=== WORK ORDER ===
Give back exactly the lines that run from the beginning of the entries to the line containing "# Local vibrational", both included, and nothing else.

__________
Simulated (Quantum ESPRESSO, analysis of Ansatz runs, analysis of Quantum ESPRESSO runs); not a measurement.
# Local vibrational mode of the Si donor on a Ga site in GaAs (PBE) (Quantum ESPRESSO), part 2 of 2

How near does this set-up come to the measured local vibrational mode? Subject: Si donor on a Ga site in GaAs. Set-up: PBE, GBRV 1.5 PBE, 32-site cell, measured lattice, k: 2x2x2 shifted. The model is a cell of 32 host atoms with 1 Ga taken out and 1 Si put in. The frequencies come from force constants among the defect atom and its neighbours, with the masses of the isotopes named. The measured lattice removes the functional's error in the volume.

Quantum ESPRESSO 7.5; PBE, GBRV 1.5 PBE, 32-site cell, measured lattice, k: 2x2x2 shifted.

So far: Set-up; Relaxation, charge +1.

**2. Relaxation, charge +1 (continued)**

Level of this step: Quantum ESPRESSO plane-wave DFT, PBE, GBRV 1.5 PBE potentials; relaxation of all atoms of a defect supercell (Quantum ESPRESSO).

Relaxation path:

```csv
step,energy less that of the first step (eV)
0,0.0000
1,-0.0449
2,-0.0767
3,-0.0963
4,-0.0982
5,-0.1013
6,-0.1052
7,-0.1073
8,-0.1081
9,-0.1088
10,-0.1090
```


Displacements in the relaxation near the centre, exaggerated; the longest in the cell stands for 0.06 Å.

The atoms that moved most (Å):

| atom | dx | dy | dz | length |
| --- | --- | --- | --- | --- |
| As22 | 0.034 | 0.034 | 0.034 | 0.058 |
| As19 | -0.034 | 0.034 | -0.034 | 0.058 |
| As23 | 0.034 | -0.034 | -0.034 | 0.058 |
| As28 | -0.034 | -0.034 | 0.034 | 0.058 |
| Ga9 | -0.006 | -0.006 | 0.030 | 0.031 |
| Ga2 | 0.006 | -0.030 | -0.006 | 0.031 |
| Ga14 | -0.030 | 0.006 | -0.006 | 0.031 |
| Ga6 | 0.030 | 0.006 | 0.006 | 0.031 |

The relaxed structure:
__________

=== YOUR SOLUTION ===
Simulated (Quantum ESPRESSO, analysis of Ansatz runs, analysis of Quantum ESPRESSO runs); not a measurement.
# Local vibrational mode of the Si donor on a Ga site in GaAs (PBE) (Quantum ESPRESSO), part 2 of 2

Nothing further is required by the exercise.